=== DATA LISTING ===
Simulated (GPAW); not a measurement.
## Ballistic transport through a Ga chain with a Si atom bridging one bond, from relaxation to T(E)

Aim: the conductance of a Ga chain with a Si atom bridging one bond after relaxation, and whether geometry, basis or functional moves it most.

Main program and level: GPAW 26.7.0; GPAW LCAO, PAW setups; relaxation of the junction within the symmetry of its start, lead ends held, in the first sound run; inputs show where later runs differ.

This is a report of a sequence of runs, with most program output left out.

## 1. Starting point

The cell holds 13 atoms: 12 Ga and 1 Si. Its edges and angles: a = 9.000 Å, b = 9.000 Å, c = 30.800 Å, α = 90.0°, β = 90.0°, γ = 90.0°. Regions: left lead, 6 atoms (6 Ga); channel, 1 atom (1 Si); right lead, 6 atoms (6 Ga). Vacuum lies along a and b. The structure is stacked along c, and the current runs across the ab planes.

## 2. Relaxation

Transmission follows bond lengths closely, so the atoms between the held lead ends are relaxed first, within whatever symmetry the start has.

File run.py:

=== REQUIREMENT ===
Copy out the entries above exactly as given, starting at the top and ending with the line containing "Transmission follows bond"; include both and nothing more.

=== WORKED SOLUTION ===
Simulated (GPAW); not a measurement.
## Ballistic transport through a Ga chain with a Si atom bridging one bond, from relaxation to T(E)

Aim: the conductance of a Ga chain with a Si atom bridging one bond after relaxation, and whether geometry, basis or functional moves it most.

Main program and level: GPAW 26.7.0; GPAW LCAO, PAW setups; relaxation of the junction within the symmetry of its start, lead ends held, in the first sound run; inputs show where later runs differ.

This is a report of a sequence of runs, with most program output left out.

## 1. Starting point

The cell holds 13 atoms: 12 Ga and 1 Si. Its edges and angles: a = 9.000 Å, b = 9.000 Å, c = 30.800 Å, α = 90.0°, β = 90.0°, γ = 90.0°. Regions: left lead, 6 atoms (6 Ga); channel, 1 atom (1 Si); right lead, 6 atoms (6 Ga). Vacuum lies along a and b. The structure is stacked along c, and the current runs across the ab planes.

## 2. Relaxation

Transmission follows bond lengths closely, so the atoms between the held lead ends are relaxed first, within whatever symmetry the start has.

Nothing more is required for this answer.